--

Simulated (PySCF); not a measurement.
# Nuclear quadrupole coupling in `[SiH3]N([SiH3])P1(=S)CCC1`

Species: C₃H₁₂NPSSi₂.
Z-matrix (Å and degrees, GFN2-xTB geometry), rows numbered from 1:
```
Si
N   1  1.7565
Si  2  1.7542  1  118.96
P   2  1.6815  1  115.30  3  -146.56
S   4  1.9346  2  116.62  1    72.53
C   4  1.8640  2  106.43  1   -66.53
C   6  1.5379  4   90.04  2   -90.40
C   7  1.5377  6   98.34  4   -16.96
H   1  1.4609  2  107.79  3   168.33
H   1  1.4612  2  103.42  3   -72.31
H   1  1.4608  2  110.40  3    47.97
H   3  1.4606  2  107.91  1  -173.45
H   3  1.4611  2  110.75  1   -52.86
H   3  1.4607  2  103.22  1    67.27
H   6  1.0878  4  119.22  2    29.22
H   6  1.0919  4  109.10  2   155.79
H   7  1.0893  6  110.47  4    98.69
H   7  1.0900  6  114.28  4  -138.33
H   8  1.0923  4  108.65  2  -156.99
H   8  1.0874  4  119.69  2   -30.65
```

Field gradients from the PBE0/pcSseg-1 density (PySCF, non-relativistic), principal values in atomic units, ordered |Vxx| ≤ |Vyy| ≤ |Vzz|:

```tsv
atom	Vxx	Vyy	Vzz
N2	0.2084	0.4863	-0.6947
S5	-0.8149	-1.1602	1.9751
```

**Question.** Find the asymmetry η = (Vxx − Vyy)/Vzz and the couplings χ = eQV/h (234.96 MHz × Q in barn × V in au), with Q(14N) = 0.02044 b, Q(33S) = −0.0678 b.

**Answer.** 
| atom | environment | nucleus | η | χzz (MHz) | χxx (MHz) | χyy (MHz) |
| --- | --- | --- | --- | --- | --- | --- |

--

Only one span is wanted. It runs from the first line of the listing through the line with "χyy (MHz) |", and each line must match exactly.

Simulated (PySCF); not a measurement.
# Nuclear quadrupole coupling in `[SiH3]N([SiH3])P1(=S)CCC1`

Species: C₃H₁₂NPSSi₂.
Z-matrix (Å and degrees, GFN2-xTB geometry), rows numbered from 1:
```
Si
N   1  1.7565
Si  2  1.7542  1  118.96
P   2  1.6815  1  115.30  3  -146.56
S   4  1.9346  2  116.62  1    72.53
C   4  1.8640  2  106.43  1   -66.53
C   6  1.5379  4   90.04  2   -90.40
C   7  1.5377  6   98.34  4   -16.96
H   1  1.4609  2  107.79  3   168.33
H   1  1.4612  2  103.42  3   -72.31
H   1  1.4608  2  110.40  3    47.97
H   3  1.4606  2  107.91  1  -173.45
H   3  1.4611  2  110.75  1   -52.86
H   3  1.4607  2  103.22  1    67.27
H   6  1.0878  4  119.22  2    29.22
H   6  1.0919  4  109.10  2   155.79
H   7  1.0893  6  110.47  4    98.69
H   7  1.0900  6  114.28  4  -138.33
H   8  1.0923  4  108.65  2  -156.99
H   8  1.0874  4  119.69  2   -30.65
```

Field gradients from the PBE0/pcSseg-1 density (PySCF, non-relativistic), principal values in atomic units, ordered |Vxx| ≤ |Vyy| ≤ |Vzz|:

```tsv
atom	Vxx	Vyy	Vzz
N2	0.2084	0.4863	-0.6947
S5	-0.8149	-1.1602	1.9751
```

**Question.** Find the asymmetry η = (Vxx − Vyy)/Vzz and the couplings χ = eQV/h (234.96 MHz × Q in barn × V in au), with Q(14N) = 0.02044 b, Q(33S) = −0.0678 b.

**Answer.** 
| atom | environment | nucleus | η | χzz (MHz) | χxx (MHz) | χyy (MHz) |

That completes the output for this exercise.